[Requirement]
Reprint the whole of the data exactly.

--- START ---

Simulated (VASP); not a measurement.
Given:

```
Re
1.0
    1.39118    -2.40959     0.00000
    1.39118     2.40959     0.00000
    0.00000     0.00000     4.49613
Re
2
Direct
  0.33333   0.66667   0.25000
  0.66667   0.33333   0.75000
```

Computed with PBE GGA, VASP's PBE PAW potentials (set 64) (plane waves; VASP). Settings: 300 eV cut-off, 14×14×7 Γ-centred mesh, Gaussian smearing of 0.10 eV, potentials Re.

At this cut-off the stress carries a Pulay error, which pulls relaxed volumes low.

--- END ---

[Task answer]
Simulated (VASP); not a measurement.
Given:

```
Re
1.0
    1.39118    -2.40959     0.00000
    1.39118     2.40959     0.00000
    0.00000     0.00000     4.49613
Re
2
Direct
  0.33333   0.66667   0.25000
  0.66667   0.33333   0.75000
```

Computed with PBE GGA, VASP's PBE PAW potentials (set 64) (plane waves; VASP). Settings: 300 eV cut-off, 14×14×7 Γ-centred mesh, Gaussian smearing of 0.10 eV, potentials Re.

At this cut-off the stress carries a Pulay error, which pulls relaxed volumes low.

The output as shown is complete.